····················

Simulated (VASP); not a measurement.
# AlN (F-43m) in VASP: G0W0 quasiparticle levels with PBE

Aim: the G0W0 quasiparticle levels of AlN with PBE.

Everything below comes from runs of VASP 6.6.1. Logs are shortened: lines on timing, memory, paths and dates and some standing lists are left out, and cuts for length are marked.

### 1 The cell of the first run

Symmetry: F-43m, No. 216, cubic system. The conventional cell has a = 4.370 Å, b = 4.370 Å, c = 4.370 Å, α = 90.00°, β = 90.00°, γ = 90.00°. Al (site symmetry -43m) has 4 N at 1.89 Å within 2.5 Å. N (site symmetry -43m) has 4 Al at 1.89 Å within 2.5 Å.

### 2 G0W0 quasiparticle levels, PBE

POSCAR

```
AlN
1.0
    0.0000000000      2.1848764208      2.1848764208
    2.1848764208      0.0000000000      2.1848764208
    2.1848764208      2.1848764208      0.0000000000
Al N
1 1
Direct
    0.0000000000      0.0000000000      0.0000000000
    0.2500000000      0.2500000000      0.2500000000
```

····················

→ Work order: From the top of the listing above, restate each line word for word up to and including the line with "Symmetry: F-43m, No."; add nothing else.

→ Task output:
Simulated (VASP); not a measurement.
# AlN (F-43m) in VASP: G0W0 quasiparticle levels with PBE

Aim: the G0W0 quasiparticle levels of AlN with PBE.

Everything below comes from runs of VASP 6.6.1. Logs are shortened: lines on timing, memory, paths and dates and some standing lists are left out, and cuts for length are marked.

### 1 The cell of the first run

Symmetry: F-43m, No. 216, cubic system. The conventional cell has a = 4.370 Å, b = 4.370 Å, c = 4.370 Å, α = 90.00°, β = 90.00°, γ = 90.00°. Al (site symmetry -43m) has 4 N at 1.89 Å within 2.5 Å. N (site symmetry -43m) has 4 Al at 1.89 Å within 2.5 Å.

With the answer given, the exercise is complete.